◆ Records provided ◆
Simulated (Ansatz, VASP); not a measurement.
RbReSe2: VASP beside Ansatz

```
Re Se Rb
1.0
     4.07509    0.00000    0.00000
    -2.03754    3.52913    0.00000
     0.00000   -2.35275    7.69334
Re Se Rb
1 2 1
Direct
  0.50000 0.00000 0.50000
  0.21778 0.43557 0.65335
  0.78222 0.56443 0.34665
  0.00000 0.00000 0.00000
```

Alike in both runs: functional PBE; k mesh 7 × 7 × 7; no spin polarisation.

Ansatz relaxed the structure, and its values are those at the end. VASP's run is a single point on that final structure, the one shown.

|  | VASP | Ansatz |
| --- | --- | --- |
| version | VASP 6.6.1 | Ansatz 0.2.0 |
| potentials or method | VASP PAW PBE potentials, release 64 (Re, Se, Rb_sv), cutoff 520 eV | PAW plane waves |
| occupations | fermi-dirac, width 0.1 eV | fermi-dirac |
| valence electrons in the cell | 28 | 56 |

◆ Work instruction ◆
Only one stretch is wanted, so please give again exactly the lines from the start of the data through the line containing "Alike in both", both ends included.

◆ Exercise response ◆
Simulated (Ansatz, VASP); not a measurement.
RbReSe2: VASP beside Ansatz

```
Re Se Rb
1.0
     4.07509    0.00000    0.00000
    -2.03754    3.52913    0.00000
     0.00000   -2.35275    7.69334
Re Se Rb
1 2 1
Direct
  0.50000 0.00000 0.50000
  0.21778 0.43557 0.65335
  0.78222 0.56443 0.34665
  0.00000 0.00000 0.00000
```

Alike in both runs: functional PBE; k mesh 7 × 7 × 7; no spin polarisation.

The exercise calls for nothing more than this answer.